### Data section
[Start of section]

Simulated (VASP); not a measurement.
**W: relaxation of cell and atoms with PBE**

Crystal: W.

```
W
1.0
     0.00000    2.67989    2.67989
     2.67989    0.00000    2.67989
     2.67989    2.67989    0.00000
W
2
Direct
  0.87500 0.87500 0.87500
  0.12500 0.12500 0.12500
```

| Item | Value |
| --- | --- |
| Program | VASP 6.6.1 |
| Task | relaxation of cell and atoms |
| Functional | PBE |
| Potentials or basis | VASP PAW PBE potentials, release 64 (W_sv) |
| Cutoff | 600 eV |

[End of section]

### Requirement
Your answer should be the full set of records, printed exactly.

### Expected answer
Simulated (VASP); not a measurement.
**W: relaxation of cell and atoms with PBE**

Crystal: W.

```
W
1.0
     0.00000    2.67989    2.67989
     2.67989    0.00000    2.67989
     2.67989    2.67989    0.00000
W
2
Direct
  0.87500 0.87500 0.87500
  0.12500 0.12500 0.12500
```

| Item | Value |
| --- | --- |
| Program | VASP 6.6.1 |
| Task | relaxation of cell and atoms |
| Functional | PBE |
| Potentials or basis | VASP PAW PBE potentials, release 64 (W_sv) |
| Cutoff | 600 eV |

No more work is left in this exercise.